ACTION ITEM:
Those lines of the material below that fall between its first line and the line with "A: gap on the", both included, are to be repeated exactly.

ENTRIES SUPPLIED:
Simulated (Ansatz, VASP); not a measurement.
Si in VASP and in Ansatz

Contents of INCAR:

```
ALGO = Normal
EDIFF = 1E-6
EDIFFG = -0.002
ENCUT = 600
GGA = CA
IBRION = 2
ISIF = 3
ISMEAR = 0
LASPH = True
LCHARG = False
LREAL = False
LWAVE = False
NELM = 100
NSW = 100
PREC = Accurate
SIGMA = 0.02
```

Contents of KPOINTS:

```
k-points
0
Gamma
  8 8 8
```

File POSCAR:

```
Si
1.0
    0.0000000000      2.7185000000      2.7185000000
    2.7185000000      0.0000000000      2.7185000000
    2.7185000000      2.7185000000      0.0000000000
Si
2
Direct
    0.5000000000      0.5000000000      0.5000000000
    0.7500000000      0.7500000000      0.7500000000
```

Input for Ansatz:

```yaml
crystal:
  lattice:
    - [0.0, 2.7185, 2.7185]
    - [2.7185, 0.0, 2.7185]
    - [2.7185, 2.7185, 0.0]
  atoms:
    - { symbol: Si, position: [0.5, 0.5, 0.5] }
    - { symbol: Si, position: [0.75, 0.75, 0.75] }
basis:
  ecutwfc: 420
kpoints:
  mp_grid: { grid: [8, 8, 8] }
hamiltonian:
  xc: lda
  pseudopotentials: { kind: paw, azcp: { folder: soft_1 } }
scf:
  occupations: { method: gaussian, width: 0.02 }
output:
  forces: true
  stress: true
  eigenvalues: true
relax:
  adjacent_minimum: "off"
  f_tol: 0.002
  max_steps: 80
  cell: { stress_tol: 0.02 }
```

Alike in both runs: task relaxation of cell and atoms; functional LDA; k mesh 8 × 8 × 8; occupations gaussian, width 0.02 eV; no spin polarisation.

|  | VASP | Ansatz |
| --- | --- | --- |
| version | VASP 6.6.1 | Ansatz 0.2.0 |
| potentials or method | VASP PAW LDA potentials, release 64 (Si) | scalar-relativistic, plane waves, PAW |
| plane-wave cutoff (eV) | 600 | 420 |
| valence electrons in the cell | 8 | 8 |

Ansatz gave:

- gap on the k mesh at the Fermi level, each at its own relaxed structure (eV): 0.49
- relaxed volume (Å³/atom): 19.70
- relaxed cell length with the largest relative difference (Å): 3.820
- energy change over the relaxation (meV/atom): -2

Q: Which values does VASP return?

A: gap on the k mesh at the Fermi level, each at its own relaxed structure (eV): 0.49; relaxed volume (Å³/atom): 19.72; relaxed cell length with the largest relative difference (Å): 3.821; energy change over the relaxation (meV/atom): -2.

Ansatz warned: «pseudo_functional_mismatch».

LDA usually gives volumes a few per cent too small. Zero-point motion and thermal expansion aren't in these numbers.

WRITTEN RESPONSE:
Simulated (Ansatz, VASP); not a measurement.
Si in VASP and in Ansatz

Contents of INCAR:

```
ALGO = Normal
EDIFF = 1E-6
EDIFFG = -0.002
ENCUT = 600
GGA = CA
IBRION = 2
ISIF = 3
ISMEAR = 0
LASPH = True
LCHARG = False
LREAL = False
LWAVE = False
NELM = 100
NSW = 100
PREC = Accurate
SIGMA = 0.02
```

Contents of KPOINTS:

```
k-points
0
Gamma
  8 8 8
```

File POSCAR:

```
Si
1.0
    0.0000000000      2.7185000000      2.7185000000
    2.7185000000      0.0000000000      2.7185000000
    2.7185000000      2.7185000000      0.0000000000
Si
2
Direct
    0.5000000000      0.5000000000      0.5000000000
    0.7500000000      0.7500000000      0.7500000000
```

Input for Ansatz:

```yaml
crystal:
  lattice:
    - [0.0, 2.7185, 2.7185]
    - [2.7185, 0.0, 2.7185]
    - [2.7185, 2.7185, 0.0]
  atoms:
    - { symbol: Si, position: [0.5, 0.5, 0.5] }
    - { symbol: Si, position: [0.75, 0.75, 0.75] }
basis:
  ecutwfc: 420
kpoints:
  mp_grid: { grid: [8, 8, 8] }
hamiltonian:
  xc: lda
  pseudopotentials: { kind: paw, azcp: { folder: soft_1 } }
scf:
  occupations: { method: gaussian, width: 0.02 }
output:
  forces: true
  stress: true
  eigenvalues: true
relax:
  adjacent_minimum: "off"
  f_tol: 0.002
  max_steps: 80
  cell: { stress_tol: 0.02 }
```

Alike in both runs: task relaxation of cell and atoms; functional LDA; k mesh 8 × 8 × 8; occupations gaussian, width 0.02 eV; no spin polarisation.

|  | VASP | Ansatz |
| --- | --- | --- |
| version | VASP 6.6.1 | Ansatz 0.2.0 |
| potentials or method | VASP PAW LDA potentials, release 64 (Si) | scalar-relativistic, plane waves, PAW |
| plane-wave cutoff (eV) | 600 | 420 |
| valence electrons in the cell | 8 | 8 |

Ansatz gave:

- gap on the k mesh at the Fermi level, each at its own relaxed structure (eV): 0.49
- relaxed volume (Å³/atom): 19.70
- relaxed cell length with the largest relative difference (Å): 3.820
- energy change over the relaxation (meV/atom): -2

Q: Which values does VASP return?

A: gap on the k mesh at the Fermi level, each at its own relaxed structure (eV): 0.49; relaxed volume (Å³/atom): 19.72; relaxed cell length with the largest relative difference (Å): 3.821; energy change over the relaxation (meV/atom): -2.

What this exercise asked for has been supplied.